Requirement → Write out again each line of the material below, unchanged, from the first one to the line that holds "along a line**".

*** Opening Entries supplied ***

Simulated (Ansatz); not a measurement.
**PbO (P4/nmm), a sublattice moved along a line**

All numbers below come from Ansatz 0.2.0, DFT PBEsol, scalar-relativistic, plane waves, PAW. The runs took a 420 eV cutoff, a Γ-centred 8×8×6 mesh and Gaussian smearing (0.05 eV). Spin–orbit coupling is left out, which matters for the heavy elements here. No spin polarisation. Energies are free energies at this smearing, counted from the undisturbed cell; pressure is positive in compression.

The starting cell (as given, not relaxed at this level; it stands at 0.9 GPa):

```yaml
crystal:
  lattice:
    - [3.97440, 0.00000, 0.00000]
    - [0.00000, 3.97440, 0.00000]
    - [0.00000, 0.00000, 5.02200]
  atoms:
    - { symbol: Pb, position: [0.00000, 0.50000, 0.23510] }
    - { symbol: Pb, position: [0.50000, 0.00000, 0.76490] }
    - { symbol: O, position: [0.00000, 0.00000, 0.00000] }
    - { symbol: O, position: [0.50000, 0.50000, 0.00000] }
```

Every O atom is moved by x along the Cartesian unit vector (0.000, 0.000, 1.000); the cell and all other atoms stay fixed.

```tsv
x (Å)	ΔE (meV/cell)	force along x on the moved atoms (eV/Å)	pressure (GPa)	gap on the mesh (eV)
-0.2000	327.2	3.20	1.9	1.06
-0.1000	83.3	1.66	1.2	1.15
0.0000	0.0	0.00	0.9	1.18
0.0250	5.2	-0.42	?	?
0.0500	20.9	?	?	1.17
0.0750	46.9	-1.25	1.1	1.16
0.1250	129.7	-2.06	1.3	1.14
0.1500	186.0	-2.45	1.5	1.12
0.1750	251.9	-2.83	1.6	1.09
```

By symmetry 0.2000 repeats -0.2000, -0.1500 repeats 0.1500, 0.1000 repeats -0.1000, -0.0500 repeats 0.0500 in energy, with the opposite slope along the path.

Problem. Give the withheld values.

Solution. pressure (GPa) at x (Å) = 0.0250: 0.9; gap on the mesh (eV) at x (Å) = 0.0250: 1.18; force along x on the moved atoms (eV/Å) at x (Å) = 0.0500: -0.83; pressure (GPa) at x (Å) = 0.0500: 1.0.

*** Closing Entries supplied ***

Exercise solution →
Simulated (Ansatz); not a measurement.
**PbO (P4/nmm), a sublattice moved along a line**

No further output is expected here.